** Opening Information given block **
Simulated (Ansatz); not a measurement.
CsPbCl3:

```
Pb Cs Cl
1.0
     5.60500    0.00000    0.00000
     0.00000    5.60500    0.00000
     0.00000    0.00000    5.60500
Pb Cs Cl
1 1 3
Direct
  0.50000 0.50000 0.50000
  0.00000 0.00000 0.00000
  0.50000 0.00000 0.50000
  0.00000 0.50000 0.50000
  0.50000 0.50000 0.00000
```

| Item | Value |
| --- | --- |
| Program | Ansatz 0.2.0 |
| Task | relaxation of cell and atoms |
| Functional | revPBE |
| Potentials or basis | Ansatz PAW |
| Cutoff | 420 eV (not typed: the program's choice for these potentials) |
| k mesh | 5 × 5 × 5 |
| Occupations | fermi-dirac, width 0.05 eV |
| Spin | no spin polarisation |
** Closing Information given block **

◆ **Work instruction**
Down to the last line, give the records again exactly.

◆ **Response box**
Simulated (Ansatz); not a measurement.
CsPbCl3:

```
Pb Cs Cl
1.0
     5.60500    0.00000    0.00000
     0.00000    5.60500    0.00000
     0.00000    0.00000    5.60500
Pb Cs Cl
1 1 3
Direct
  0.50000 0.50000 0.50000
  0.00000 0.00000 0.00000
  0.50000 0.00000 0.50000
  0.00000 0.50000 0.50000
  0.50000 0.50000 0.00000
```

| Item | Value |
| --- | --- |
| Program | Ansatz 0.2.0 |
| Task | relaxation of cell and atoms |
| Functional | revPBE |
| Potentials or basis | Ansatz PAW |
| Cutoff | 420 eV (not typed: the program's choice for these potentials) |
| k mesh | 5 × 5 × 5 |
| Occupations | fermi-dirac, width 0.05 eV |
| Spin | no spin polarisation |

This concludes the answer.